→ **Information provided**:
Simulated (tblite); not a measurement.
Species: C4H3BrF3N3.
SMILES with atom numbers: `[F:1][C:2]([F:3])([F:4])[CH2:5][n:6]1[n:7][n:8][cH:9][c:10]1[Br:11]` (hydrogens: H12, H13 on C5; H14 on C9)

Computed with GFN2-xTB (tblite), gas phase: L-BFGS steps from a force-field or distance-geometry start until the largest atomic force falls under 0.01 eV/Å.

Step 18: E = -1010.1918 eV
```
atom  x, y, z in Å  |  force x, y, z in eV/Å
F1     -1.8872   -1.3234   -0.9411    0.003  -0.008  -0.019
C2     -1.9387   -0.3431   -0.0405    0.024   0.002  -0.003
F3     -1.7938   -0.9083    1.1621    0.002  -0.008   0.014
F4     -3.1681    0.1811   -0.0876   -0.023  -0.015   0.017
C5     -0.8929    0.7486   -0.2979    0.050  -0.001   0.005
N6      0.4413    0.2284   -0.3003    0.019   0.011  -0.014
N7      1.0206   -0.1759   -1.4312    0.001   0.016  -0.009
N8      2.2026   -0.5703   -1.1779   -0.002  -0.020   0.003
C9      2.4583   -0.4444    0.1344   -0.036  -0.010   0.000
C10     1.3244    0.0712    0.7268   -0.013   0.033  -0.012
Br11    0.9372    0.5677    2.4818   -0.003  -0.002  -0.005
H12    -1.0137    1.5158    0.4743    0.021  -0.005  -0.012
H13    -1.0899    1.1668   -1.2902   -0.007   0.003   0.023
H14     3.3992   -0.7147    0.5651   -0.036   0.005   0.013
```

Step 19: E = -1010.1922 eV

→ **Work item**: Your answer must consist solely of the lines from the top of the entries above through the line containing "SMILES with atom", copied exactly, both ends included.

→ **Written response**:
Simulated (tblite); not a measurement.
Species: C4H3BrF3N3.
SMILES with atom numbers: `[F:1][C:2]([F:3])([F:4])[CH2:5][n:6]1[n:7][n:8][cH:9][c:10]1[Br:11]` (hydrogens: H12, H13 on C5; H14 on C9)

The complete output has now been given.